++++ Data supplied

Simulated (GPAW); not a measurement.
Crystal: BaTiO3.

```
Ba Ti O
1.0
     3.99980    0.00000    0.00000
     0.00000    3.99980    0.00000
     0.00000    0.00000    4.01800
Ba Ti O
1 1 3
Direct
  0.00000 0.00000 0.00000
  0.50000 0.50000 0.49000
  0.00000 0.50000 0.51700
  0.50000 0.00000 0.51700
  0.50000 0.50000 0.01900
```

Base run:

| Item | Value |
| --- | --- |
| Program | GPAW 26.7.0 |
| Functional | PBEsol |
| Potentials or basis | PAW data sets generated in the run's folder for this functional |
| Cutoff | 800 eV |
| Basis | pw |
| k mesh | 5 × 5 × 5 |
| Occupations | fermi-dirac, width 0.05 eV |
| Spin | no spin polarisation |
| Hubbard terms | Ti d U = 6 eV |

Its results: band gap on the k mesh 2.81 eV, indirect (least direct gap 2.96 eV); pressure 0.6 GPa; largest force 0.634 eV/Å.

++++++++

Reproduce each of the entries exactly, omitting none.

Simulated (GPAW); not a measurement.
Crystal: BaTiO3.

```
Ba Ti O
1.0
     3.99980    0.00000    0.00000
     0.00000    3.99980    0.00000
     0.00000    0.00000    4.01800
Ba Ti O
1 1 3
Direct
  0.00000 0.00000 0.00000
  0.50000 0.50000 0.49000
  0.00000 0.50000 0.51700
  0.50000 0.00000 0.51700
  0.50000 0.50000 0.01900
```

Base run:

| Item | Value |
| --- | --- |
| Program | GPAW 26.7.0 |
| Functional | PBEsol |
| Potentials or basis | PAW data sets generated in the run's folder for this functional |
| Cutoff | 800 eV |
| Basis | pw |
| k mesh | 5 × 5 × 5 |
| Occupations | fermi-dirac, width 0.05 eV |
| Spin | no spin polarisation |
| Hubbard terms | Ti d U = 6 eV |

Its results: band gap on the k mesh 2.81 eV, indirect (least direct gap 2.96 eV); pressure 0.6 GPa; largest force 0.634 eV/Å.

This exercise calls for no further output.